§ Task item:
In the reply, include exactly the lines of the entries below from the first to the line with "F5OSi2, SMILES F[Si](F)O[Si](F)(F)F", that line included.

§ Data under study:
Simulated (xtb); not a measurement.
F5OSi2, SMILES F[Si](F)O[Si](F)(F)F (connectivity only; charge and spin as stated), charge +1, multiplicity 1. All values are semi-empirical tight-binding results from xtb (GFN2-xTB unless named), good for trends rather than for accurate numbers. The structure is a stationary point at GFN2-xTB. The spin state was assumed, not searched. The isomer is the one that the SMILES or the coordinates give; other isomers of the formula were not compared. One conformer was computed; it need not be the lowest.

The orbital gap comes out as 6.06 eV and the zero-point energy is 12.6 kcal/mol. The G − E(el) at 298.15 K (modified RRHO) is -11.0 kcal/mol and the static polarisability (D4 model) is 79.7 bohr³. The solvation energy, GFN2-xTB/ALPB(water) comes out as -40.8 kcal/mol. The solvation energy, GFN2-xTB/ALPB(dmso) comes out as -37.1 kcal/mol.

§ Exercise output:
Simulated (xtb); not a measurement.
F5OSi2, SMILES F[Si](F)O[Si](F)(F)F (connectivity only; charge and spin as stated), charge +1, multiplicity 1. All values are semi-empirical tight-binding results from xtb (GFN2-xTB unless named), good for trends rather than for accurate numbers. The structure is a stationary point at GFN2-xTB. The spin state was assumed, not searched. The isomer is the one that the SMILES or the coordinates give; other isomers of the formula were not compared. One conformer was computed; it need not be the lowest.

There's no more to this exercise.